- EXTRACTED MATERIAL -
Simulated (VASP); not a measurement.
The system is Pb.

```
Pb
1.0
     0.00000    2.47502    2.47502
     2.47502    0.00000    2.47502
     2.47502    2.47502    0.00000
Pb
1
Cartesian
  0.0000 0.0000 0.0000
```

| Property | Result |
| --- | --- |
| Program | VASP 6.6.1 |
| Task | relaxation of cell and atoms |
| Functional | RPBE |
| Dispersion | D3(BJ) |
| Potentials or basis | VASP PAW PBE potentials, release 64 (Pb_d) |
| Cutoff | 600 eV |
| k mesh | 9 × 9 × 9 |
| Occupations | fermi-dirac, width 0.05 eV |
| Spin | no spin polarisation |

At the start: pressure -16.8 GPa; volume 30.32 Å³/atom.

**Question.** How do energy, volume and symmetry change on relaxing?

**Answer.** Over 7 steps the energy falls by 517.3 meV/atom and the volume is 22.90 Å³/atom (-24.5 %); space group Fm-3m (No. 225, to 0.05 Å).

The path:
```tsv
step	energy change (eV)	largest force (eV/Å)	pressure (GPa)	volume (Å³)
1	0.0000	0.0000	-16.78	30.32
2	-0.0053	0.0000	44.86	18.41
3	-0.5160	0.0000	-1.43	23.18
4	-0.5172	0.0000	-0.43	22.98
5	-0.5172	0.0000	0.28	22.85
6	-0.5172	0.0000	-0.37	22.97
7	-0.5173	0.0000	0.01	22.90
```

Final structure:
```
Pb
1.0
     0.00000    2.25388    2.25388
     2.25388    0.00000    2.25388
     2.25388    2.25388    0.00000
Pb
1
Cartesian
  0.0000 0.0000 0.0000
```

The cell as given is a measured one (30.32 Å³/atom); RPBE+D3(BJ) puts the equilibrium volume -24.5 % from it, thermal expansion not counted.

- ASSIGNMENT -
Repeat the material exactly. Begin with its first line and end with the line that has "At the start: pressure".

- RESPONSE BOX -
Simulated (VASP); not a measurement.
The system is Pb.

```
Pb
1.0
     0.00000    2.47502    2.47502
     2.47502    0.00000    2.47502
     2.47502    2.47502    0.00000
Pb
1
Cartesian
  0.0000 0.0000 0.0000
```

| Property | Result |
| --- | --- |
| Program | VASP 6.6.1 |
| Task | relaxation of cell and atoms |
| Functional | RPBE |
| Dispersion | D3(BJ) |
| Potentials or basis | VASP PAW PBE potentials, release 64 (Pb_d) |
| Cutoff | 600 eV |
| k mesh | 9 × 9 × 9 |
| Occupations | fermi-dirac, width 0.05 eV |
| Spin | no spin polarisation |

At the start: pressure -16.8 GPa; volume 30.32 Å³/atom.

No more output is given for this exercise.